## EXERCISE
The listing that follows should be reproduced exactly, line for line.

## DATASET ENTRIES
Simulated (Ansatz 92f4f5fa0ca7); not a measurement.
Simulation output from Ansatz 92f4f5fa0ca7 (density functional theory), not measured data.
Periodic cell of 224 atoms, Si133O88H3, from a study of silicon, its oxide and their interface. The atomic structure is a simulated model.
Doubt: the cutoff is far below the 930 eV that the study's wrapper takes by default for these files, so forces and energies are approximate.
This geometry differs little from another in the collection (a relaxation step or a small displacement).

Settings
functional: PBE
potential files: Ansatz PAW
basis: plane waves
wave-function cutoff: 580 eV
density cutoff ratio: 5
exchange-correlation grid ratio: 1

## PROBLEM SOLUTION
Simulated (Ansatz 92f4f5fa0ca7); not a measurement.
Simulation output from Ansatz 92f4f5fa0ca7 (density functional theory), not measured data.
Periodic cell of 224 atoms, Si133O88H3, from a study of silicon, its oxide and their interface. The atomic structure is a simulated model.
Doubt: the cutoff is far below the 930 eV that the study's wrapper takes by default for these files, so forces and energies are approximate.
This geometry differs little from another in the collection (a relaxation step or a small displacement).

Settings
functional: PBE
potential files: Ansatz PAW
basis: plane waves
wave-function cutoff: 580 eV
density cutoff ratio: 5
exchange-correlation grid ratio: 1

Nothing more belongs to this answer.